• _Required action_:
Nothing but the lines from the one containing "## Step 2: Script" through the one containing "What time and", both included, should be given again, each exactly as written below.

:: Listed entries ::

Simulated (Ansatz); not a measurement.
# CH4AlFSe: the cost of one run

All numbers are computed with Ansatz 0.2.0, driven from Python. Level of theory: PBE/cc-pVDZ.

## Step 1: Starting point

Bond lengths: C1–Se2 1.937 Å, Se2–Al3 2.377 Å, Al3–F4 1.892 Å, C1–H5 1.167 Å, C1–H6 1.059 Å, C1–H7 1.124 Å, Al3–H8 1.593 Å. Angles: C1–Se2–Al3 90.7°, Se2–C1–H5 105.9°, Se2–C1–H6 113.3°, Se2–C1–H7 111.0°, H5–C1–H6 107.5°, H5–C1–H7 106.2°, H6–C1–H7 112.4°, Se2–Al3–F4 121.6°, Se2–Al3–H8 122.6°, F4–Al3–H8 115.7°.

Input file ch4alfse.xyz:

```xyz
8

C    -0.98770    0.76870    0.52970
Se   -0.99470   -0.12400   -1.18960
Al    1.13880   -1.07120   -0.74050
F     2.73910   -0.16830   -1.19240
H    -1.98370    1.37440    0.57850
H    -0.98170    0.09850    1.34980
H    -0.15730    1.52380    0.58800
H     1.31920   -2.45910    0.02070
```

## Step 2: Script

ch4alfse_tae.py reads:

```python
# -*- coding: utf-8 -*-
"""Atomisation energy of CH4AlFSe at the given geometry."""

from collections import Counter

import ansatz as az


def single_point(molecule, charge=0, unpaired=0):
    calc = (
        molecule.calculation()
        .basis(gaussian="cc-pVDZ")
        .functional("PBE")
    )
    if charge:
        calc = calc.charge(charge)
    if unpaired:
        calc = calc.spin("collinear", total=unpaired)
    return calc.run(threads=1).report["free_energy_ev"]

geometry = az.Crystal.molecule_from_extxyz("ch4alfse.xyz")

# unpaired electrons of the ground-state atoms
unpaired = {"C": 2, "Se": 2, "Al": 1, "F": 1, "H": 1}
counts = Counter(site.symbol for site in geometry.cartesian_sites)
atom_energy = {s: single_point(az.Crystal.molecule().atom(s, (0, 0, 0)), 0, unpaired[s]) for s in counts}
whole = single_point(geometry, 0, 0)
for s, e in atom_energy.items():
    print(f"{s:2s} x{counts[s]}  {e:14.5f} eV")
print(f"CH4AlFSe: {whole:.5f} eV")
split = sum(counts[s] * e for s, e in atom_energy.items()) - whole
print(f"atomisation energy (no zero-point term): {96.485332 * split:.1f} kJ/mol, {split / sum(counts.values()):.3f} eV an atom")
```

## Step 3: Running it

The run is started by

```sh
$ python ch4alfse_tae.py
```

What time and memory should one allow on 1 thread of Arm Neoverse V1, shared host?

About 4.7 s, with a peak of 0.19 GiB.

:::

• _Answer area_:
## Step 2: Script

ch4alfse_tae.py reads:

```python
# -*- coding: utf-8 -*-
"""Atomisation energy of CH4AlFSe at the given geometry."""

from collections import Counter

import ansatz as az


def single_point(molecule, charge=0, unpaired=0):
    calc = (
        molecule.calculation()
        .basis(gaussian="cc-pVDZ")
        .functional("PBE")
    )
    if charge:
        calc = calc.charge(charge)
    if unpaired:
        calc = calc.spin("collinear", total=unpaired)
    return calc.run(threads=1).report["free_energy_ev"]

geometry = az.Crystal.molecule_from_extxyz("ch4alfse.xyz")

# unpaired electrons of the ground-state atoms
unpaired = {"C": 2, "Se": 2, "Al": 1, "F": 1, "H": 1}
counts = Counter(site.symbol for site in geometry.cartesian_sites)
atom_energy = {s: single_point(az.Crystal.molecule().atom(s, (0, 0, 0)), 0, unpaired[s]) for s in counts}
whole = single_point(geometry, 0, 0)
for s, e in atom_energy.items():
    print(f"{s:2s} x{counts[s]}  {e:14.5f} eV")
print(f"CH4AlFSe: {whole:.5f} eV")
split = sum(counts[s] * e for s, e in atom_energy.items()) - whole
print(f"atomisation energy (no zero-point term): {96.485332 * split:.1f} kJ/mol, {split / sum(counts.values()):.3f} eV an atom")
```

## Step 3: Running it

The run is started by

```sh
$ python ch4alfse_tae.py
```

What time and memory should one allow on 1 thread of Arm Neoverse V1, shared host?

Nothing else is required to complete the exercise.